## Records provided:
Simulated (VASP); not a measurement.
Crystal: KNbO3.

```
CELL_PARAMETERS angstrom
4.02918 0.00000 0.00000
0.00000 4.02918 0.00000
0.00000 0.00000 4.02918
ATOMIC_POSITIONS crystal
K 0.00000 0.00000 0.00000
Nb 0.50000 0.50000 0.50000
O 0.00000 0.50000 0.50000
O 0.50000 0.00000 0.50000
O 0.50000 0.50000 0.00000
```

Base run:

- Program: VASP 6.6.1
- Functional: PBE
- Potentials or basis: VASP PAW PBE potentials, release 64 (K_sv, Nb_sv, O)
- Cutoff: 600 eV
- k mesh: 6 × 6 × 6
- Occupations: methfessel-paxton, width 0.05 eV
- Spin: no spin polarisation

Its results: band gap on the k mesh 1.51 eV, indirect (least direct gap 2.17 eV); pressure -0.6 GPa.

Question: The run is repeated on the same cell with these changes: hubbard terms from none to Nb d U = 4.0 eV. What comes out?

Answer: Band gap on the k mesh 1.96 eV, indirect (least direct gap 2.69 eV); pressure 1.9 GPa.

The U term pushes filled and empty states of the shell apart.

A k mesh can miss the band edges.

## Work item:
The lines above, starting at the one with "Crystal: KNbO3." and ending at the one with "- Spin: no spin polarisation", are the only ones to return, exactly as written.

## Exercise result:
Crystal: KNbO3.

```
CELL_PARAMETERS angstrom
4.02918 0.00000 0.00000
0.00000 4.02918 0.00000
0.00000 0.00000 4.02918
ATOMIC_POSITIONS crystal
K 0.00000 0.00000 0.00000
Nb 0.50000 0.50000 0.50000
O 0.00000 0.50000 0.50000
O 0.50000 0.00000 0.50000
O 0.50000 0.50000 0.00000
```

Base run:

- Program: VASP 6.6.1
- Functional: PBE
- Potentials or basis: VASP PAW PBE potentials, release 64 (K_sv, Nb_sv, O)
- Cutoff: 600 eV
- k mesh: 6 × 6 × 6
- Occupations: methfessel-paxton, width 0.05 eV
- Spin: no spin polarisation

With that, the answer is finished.